Top of SOURCE MATERIAL

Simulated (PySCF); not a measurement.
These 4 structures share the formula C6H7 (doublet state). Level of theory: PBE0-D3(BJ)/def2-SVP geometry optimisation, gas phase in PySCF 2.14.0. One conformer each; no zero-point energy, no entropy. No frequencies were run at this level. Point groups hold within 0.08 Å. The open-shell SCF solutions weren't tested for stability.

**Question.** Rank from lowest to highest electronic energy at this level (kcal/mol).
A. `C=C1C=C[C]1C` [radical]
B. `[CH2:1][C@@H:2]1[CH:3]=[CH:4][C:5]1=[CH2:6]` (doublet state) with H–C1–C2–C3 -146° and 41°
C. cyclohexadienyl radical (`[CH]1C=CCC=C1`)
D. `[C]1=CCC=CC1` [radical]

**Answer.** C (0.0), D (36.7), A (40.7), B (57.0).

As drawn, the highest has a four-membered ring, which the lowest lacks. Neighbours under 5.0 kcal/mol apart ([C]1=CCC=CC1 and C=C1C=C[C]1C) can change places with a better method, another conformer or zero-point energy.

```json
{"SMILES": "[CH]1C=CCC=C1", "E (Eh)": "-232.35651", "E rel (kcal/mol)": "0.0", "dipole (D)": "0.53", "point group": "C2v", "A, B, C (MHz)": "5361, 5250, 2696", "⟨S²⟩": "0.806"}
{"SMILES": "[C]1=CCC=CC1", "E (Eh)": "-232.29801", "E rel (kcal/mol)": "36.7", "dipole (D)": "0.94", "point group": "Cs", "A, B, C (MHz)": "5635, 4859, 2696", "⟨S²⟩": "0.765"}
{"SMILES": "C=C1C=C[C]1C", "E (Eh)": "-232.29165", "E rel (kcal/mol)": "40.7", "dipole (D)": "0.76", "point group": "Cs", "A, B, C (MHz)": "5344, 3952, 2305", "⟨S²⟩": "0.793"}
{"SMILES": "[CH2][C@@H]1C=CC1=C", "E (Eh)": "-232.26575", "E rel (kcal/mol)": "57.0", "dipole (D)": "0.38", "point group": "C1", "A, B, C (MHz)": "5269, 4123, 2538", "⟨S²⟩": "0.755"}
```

Bottom of SOURCE MATERIAL

▶ [REQUIREMENT]: Taking the material above, extract exactly and only the lines from the line with "These 4 structures" to the line with "C. cyclohexadienyl radical", inclusive of both.

▶ [RESPONSE BOX]:
These 4 structures share the formula C6H7 (doublet state). Level of theory: PBE0-D3(BJ)/def2-SVP geometry optimisation, gas phase in PySCF 2.14.0. One conformer each; no zero-point energy, no entropy. No frequencies were run at this level. Point groups hold within 0.08 Å. The open-shell SCF solutions weren't tested for stability.

**Question.** Rank from lowest to highest electronic energy at this level (kcal/mol).
A. `C=C1C=C[C]1C` [radical]
B. `[CH2:1][C@@H:2]1[CH:3]=[CH:4][C:5]1=[CH2:6]` (doublet state) with H–C1–C2–C3 -146° and 41°
C. cyclohexadienyl radical (`[CH]1C=CCC=C1`)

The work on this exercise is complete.